*Work task*
Return each line of the material verbatim.

*Given records*
● ● ● ●

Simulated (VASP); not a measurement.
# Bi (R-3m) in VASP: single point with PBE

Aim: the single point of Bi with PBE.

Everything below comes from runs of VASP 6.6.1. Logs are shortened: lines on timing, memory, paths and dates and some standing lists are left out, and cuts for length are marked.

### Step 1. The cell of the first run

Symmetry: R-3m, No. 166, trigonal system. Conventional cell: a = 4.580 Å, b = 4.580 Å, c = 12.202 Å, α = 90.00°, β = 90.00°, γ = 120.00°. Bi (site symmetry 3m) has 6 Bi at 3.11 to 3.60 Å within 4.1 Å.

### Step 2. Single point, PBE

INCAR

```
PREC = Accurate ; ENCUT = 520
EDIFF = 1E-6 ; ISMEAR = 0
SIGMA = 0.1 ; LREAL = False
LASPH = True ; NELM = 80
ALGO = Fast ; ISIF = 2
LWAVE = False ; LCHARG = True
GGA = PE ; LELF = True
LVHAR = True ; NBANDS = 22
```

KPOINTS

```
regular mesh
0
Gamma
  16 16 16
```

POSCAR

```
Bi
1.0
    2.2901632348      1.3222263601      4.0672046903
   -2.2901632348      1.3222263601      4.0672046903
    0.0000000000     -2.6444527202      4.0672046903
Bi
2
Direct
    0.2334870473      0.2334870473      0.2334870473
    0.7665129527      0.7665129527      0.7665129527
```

● ● ● ●

*Task answer*
Simulated (VASP); not a measurement.
# Bi (R-3m) in VASP: single point with PBE

Aim: the single point of Bi with PBE.

Everything below comes from runs of VASP 6.6.1. Logs are shortened: lines on timing, memory, paths and dates and some standing lists are left out, and cuts for length are marked.

### Step 1. The cell of the first run

Symmetry: R-3m, No. 166, trigonal system. Conventional cell: a = 4.580 Å, b = 4.580 Å, c = 12.202 Å, α = 90.00°, β = 90.00°, γ = 120.00°. Bi (site symmetry 3m) has 6 Bi at 3.11 to 3.60 Å within 4.1 Å.

### Step 2. Single point, PBE

INCAR

```
PREC = Accurate ; ENCUT = 520
EDIFF = 1E-6 ; ISMEAR = 0
SIGMA = 0.1 ; LREAL = False
LASPH = True ; NELM = 80
ALGO = Fast ; ISIF = 2
LWAVE = False ; LCHARG = True
GGA = PE ; LELF = True
LVHAR = True ; NBANDS = 22
```

KPOINTS

```
regular mesh
0
Gamma
  16 16 16
```

POSCAR

```
Bi
1.0
    2.2901632348      1.3222263601      4.0672046903
   -2.2901632348      1.3222263601      4.0672046903
    0.0000000000     -2.6444527202      4.0672046903
Bi
2
Direct
    0.2334870473      0.2334870473      0.2334870473
    0.7665129527      0.7665129527      0.7665129527
```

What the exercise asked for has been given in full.